■ WORK TASK
Each line from the start of the listing below through the line containing "Candidates compared on" should be reproduced exactly, with no others.

■ DATA SHOWN
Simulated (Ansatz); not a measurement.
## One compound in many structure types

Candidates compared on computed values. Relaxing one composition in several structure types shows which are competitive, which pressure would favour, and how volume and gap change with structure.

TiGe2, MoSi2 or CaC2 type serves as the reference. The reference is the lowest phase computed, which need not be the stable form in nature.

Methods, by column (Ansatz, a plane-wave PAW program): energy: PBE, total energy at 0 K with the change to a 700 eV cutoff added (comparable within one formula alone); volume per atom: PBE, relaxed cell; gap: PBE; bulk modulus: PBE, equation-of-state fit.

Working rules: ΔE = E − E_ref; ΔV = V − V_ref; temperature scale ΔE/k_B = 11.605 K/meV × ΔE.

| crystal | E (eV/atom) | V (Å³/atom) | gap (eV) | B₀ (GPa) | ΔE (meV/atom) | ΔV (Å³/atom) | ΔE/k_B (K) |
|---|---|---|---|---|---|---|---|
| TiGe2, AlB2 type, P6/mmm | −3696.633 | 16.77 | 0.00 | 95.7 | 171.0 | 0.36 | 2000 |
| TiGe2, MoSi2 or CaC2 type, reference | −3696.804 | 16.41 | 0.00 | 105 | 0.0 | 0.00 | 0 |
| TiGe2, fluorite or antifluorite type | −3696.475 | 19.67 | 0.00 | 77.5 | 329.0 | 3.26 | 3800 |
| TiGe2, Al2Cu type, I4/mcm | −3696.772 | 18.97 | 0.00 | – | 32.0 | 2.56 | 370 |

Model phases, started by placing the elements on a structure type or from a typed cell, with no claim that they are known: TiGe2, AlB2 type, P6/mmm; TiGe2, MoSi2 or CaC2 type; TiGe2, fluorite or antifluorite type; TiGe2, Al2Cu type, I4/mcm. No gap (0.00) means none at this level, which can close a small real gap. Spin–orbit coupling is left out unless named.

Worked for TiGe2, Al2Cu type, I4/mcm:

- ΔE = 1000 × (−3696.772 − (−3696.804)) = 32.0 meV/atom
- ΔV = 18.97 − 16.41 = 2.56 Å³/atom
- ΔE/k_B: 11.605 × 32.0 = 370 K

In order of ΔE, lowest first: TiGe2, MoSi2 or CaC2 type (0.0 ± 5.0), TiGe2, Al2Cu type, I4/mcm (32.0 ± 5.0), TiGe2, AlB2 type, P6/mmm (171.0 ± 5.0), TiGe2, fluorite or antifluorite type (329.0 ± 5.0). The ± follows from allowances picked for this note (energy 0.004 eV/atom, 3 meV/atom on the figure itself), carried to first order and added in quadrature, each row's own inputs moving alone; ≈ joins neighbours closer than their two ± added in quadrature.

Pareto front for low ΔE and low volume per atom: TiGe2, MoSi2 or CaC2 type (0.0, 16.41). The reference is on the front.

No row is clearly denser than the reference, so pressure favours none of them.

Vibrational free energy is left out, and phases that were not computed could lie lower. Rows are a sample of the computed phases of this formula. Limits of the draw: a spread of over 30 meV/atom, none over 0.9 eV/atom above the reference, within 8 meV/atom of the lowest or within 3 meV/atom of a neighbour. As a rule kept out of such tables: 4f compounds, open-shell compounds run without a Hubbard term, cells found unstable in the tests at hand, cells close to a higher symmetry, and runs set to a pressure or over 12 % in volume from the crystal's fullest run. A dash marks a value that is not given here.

■ TASK OUTPUT
Simulated (Ansatz); not a measurement.
## One compound in many structure types

Candidates compared on computed values. Relaxing one composition in several structure types shows which are competitive, which pressure would favour, and how volume and gap change with structure.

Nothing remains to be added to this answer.